::: Data excerpts :::
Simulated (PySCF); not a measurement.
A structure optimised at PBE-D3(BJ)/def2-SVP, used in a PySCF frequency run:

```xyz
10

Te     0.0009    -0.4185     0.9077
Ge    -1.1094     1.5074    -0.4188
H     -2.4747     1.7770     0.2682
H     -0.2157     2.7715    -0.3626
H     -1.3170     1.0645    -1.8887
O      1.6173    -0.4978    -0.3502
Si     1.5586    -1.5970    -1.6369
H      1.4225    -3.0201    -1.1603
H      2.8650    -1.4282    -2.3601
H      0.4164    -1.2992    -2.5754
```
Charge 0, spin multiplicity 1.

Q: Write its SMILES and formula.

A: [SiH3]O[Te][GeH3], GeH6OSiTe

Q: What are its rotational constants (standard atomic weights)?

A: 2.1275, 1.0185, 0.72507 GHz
:::

◆ **Work request**:
Having read the material, set all of it down again without a single difference.

◆ **Problem solution**:
Simulated (PySCF); not a measurement.
A structure optimised at PBE-D3(BJ)/def2-SVP, used in a PySCF frequency run:

```xyz
10

Te     0.0009    -0.4185     0.9077
Ge    -1.1094     1.5074    -0.4188
H     -2.4747     1.7770     0.2682
H     -0.2157     2.7715    -0.3626
H     -1.3170     1.0645    -1.8887
O      1.6173    -0.4978    -0.3502
Si     1.5586    -1.5970    -1.6369
H      1.4225    -3.0201    -1.1603
H      2.8650    -1.4282    -2.3601
H      0.4164    -1.2992    -2.5754
```
Charge 0, spin multiplicity 1.

Q: Write its SMILES and formula.

A: [SiH3]O[Te][GeH3], GeH6OSiTe

Q: What are its rotational constants (standard atomic weights)?

A: 2.1275, 1.0185, 0.72507 GHz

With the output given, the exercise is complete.